**Work request**
The answer must be an exact reproduction of the lines from the start of the records below through the line containing "Say which member has these values.", and nothing more.

**Provided records**
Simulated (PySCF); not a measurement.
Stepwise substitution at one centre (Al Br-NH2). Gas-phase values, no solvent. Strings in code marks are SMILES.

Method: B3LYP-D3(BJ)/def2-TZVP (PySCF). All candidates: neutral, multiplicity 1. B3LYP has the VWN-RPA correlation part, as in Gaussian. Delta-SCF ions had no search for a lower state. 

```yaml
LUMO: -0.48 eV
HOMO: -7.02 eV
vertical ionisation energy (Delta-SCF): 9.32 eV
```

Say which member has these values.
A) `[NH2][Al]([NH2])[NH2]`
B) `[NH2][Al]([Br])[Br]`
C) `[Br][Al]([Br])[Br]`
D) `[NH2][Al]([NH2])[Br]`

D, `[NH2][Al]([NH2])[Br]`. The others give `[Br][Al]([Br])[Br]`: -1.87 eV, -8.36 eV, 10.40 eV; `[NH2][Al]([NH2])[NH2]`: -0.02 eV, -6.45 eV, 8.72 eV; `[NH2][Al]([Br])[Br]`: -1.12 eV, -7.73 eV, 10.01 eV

**Task response**
Simulated (PySCF); not a measurement.
Stepwise substitution at one centre (Al Br-NH2). Gas-phase values, no solvent. Strings in code marks are SMILES.

Method: B3LYP-D3(BJ)/def2-TZVP (PySCF). All candidates: neutral, multiplicity 1. B3LYP has the VWN-RPA correlation part, as in Gaussian. Delta-SCF ions had no search for a lower state. 

```yaml
LUMO: -0.48 eV
HOMO: -7.02 eV
vertical ionisation energy (Delta-SCF): 9.32 eV
```

Say which member has these values.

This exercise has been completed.